★ ★ ★ ★ ★ ★ ★

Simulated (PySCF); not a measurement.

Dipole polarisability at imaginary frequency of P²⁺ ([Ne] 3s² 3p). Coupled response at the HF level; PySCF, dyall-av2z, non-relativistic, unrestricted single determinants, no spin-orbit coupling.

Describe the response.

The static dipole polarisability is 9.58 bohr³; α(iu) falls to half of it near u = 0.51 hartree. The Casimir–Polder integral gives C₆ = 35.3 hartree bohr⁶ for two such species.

★ ★ ★ ★ ★ ★ ★

Work item> Repeat the listing exactly, keeping every word in place.

Result>
Simulated (PySCF); not a measurement.

Dipole polarisability at imaginary frequency of P²⁺ ([Ne] 3s² 3p). Coupled response at the HF level; PySCF, dyall-av2z, non-relativistic, unrestricted single determinants, no spin-orbit coupling.

Describe the response.

The static dipole polarisability is 9.58 bohr³; α(iu) falls to half of it near u = 0.51 hartree. The Casimir–Polder integral gives C₆ = 35.3 hartree bohr⁶ for two such species.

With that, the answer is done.